[LISTED ENTRIES]

Content starts

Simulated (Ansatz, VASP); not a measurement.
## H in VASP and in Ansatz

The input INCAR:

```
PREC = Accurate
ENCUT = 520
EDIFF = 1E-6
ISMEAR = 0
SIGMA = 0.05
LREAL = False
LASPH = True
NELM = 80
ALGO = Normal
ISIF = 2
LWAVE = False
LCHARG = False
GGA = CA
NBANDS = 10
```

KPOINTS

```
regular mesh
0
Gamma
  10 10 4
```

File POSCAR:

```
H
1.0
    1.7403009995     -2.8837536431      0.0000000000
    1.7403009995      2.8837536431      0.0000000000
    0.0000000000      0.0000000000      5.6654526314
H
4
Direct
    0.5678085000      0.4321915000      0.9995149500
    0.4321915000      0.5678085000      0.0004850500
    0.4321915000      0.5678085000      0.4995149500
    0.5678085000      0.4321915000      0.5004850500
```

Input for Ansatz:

Content ends

[TASK ITEM]
Write out, please, all of the material above exactly as written.

[TASK RESPONSE]
Simulated (Ansatz, VASP); not a measurement.
## H in VASP and in Ansatz

The input INCAR:

```
PREC = Accurate
ENCUT = 520
EDIFF = 1E-6
ISMEAR = 0
SIGMA = 0.05
LREAL = False
LASPH = True
NELM = 80
ALGO = Normal
ISIF = 2
LWAVE = False
LCHARG = False
GGA = CA
NBANDS = 10
```

KPOINTS

```
regular mesh
0
Gamma
  10 10 4
```

File POSCAR:

```
H
1.0
    1.7403009995     -2.8837536431      0.0000000000
    1.7403009995      2.8837536431      0.0000000000
    0.0000000000      0.0000000000      5.6654526314
H
4
Direct
    0.5678085000      0.4321915000      0.9995149500
    0.4321915000      0.5678085000      0.0004850500
    0.4321915000      0.5678085000      0.4995149500
    0.5678085000      0.4321915000      0.5004850500
```

Input for Ansatz:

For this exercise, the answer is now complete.